# [DATA]
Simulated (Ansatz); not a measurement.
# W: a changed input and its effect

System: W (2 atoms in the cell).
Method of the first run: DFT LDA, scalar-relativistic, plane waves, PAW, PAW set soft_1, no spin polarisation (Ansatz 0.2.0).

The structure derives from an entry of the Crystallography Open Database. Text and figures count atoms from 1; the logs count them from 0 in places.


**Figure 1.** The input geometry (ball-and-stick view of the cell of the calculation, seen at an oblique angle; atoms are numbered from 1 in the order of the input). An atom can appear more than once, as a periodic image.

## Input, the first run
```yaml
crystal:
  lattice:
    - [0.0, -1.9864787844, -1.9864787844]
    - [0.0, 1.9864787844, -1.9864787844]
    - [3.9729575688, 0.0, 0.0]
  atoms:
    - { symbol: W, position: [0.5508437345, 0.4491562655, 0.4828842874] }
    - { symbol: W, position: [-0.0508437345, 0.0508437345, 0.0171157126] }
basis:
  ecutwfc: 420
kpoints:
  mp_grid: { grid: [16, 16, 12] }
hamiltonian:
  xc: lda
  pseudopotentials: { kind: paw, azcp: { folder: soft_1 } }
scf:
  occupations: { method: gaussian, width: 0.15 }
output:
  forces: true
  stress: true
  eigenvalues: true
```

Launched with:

# [REQUIRED ACTION]
All entries must be repeated exactly.

# [EXERCISE OUTPUT]
Simulated (Ansatz); not a measurement.
# W: a changed input and its effect

System: W (2 atoms in the cell).
Method of the first run: DFT LDA, scalar-relativistic, plane waves, PAW, PAW set soft_1, no spin polarisation (Ansatz 0.2.0).

The structure derives from an entry of the Crystallography Open Database. Text and figures count atoms from 1; the logs count them from 0 in places.


**Figure 1.** The input geometry (ball-and-stick view of the cell of the calculation, seen at an oblique angle; atoms are numbered from 1 in the order of the input). An atom can appear more than once, as a periodic image.

## Input, the first run
```yaml
crystal:
  lattice:
    - [0.0, -1.9864787844, -1.9864787844]
    - [0.0, 1.9864787844, -1.9864787844]
    - [3.9729575688, 0.0, 0.0]
  atoms:
    - { symbol: W, position: [0.5508437345, 0.4491562655, 0.4828842874] }
    - { symbol: W, position: [-0.0508437345, 0.0508437345, 0.0171157126] }
basis:
  ecutwfc: 420
kpoints:
  mp_grid: { grid: [16, 16, 12] }
hamiltonian:
  xc: lda
  pseudopotentials: { kind: paw, azcp: { folder: soft_1 } }
scf:
  occupations: { method: gaussian, width: 0.15 }
output:
  forces: true
  stress: true
  eigenvalues: true
```

Launched with:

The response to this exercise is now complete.